§ **MATERIAL PROVIDED**:

_ _ _

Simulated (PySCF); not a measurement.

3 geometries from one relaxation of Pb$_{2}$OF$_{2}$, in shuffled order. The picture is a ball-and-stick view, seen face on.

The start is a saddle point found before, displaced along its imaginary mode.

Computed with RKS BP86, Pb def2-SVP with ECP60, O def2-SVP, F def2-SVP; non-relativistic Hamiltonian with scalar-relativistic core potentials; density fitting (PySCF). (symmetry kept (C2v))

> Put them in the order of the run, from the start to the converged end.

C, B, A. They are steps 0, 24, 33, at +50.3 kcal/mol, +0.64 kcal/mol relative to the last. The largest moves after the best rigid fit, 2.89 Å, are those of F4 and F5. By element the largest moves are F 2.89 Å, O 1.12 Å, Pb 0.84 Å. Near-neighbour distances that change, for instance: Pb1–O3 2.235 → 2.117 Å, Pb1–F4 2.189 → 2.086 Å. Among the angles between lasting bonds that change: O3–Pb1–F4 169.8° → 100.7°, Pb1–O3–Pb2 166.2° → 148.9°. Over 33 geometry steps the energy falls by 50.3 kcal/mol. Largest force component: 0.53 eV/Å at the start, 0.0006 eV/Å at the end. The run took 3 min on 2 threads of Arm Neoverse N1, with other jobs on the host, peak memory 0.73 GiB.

_ _ _

§ **BRIEF**:
Restate all the material exactly, word for word.

§ **WRITTEN SOLUTION**:
Simulated (PySCF); not a measurement.

3 geometries from one relaxation of Pb$_{2}$OF$_{2}$, in shuffled order. The picture is a ball-and-stick view, seen face on.

The start is a saddle point found before, displaced along its imaginary mode.

Computed with RKS BP86, Pb def2-SVP with ECP60, O def2-SVP, F def2-SVP; non-relativistic Hamiltonian with scalar-relativistic core potentials; density fitting (PySCF). (symmetry kept (C2v))

> Put them in the order of the run, from the start to the converged end.

C, B, A. They are steps 0, 24, 33, at +50.3 kcal/mol, +0.64 kcal/mol relative to the last. The largest moves after the best rigid fit, 2.89 Å, are those of F4 and F5. By element the largest moves are F 2.89 Å, O 1.12 Å, Pb 0.84 Å. Near-neighbour distances that change, for instance: Pb1–O3 2.235 → 2.117 Å, Pb1–F4 2.189 → 2.086 Å. Among the angles between lasting bonds that change: O3–Pb1–F4 169.8° → 100.7°, Pb1–O3–Pb2 166.2° → 148.9°. Over 33 geometry steps the energy falls by 50.3 kcal/mol. Largest force component: 0.53 eV/Å at the start, 0.0006 eV/Å at the end. The run took 3 min on 2 threads of Arm Neoverse N1, with other jobs on the host, peak memory 0.73 GiB.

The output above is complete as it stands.